_ENTRIES SUPPLIED_
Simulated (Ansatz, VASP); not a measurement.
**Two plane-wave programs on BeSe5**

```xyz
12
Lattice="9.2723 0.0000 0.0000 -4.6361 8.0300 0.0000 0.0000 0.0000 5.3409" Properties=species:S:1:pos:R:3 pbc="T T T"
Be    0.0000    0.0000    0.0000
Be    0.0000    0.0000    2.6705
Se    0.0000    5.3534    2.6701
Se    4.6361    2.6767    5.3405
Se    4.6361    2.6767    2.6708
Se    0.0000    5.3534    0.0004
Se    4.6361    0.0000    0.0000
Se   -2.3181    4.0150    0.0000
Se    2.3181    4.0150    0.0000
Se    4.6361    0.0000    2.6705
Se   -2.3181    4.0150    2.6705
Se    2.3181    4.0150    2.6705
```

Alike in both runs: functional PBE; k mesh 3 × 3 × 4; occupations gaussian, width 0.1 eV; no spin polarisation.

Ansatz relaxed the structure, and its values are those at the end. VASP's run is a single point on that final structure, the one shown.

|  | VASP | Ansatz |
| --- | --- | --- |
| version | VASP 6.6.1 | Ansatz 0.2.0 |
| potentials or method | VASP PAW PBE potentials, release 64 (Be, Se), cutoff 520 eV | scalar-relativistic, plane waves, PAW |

_REQUIRED ACTION_
Give back every line of the data exactly as it was written.

_EXERCISE OUTPUT_
Simulated (Ansatz, VASP); not a measurement.
**Two plane-wave programs on BeSe5**

```xyz
12
Lattice="9.2723 0.0000 0.0000 -4.6361 8.0300 0.0000 0.0000 0.0000 5.3409" Properties=species:S:1:pos:R:3 pbc="T T T"
Be    0.0000    0.0000    0.0000
Be    0.0000    0.0000    2.6705
Se    0.0000    5.3534    2.6701
Se    4.6361    2.6767    5.3405
Se    4.6361    2.6767    2.6708
Se    0.0000    5.3534    0.0004
Se    4.6361    0.0000    0.0000
Se   -2.3181    4.0150    0.0000
Se    2.3181    4.0150    0.0000
Se    4.6361    0.0000    2.6705
Se   -2.3181    4.0150    2.6705
Se    2.3181    4.0150    2.6705
```

Alike in both runs: functional PBE; k mesh 3 × 3 × 4; occupations gaussian, width 0.1 eV; no spin polarisation.

Ansatz relaxed the structure, and its values are those at the end. VASP's run is a single point on that final structure, the one shown.

|  | VASP | Ansatz |
| --- | --- | --- |
| version | VASP 6.6.1 | Ansatz 0.2.0 |
| potentials or method | VASP PAW PBE potentials, release 64 (Be, Se), cutoff 520 eV | scalar-relativistic, plane waves, PAW |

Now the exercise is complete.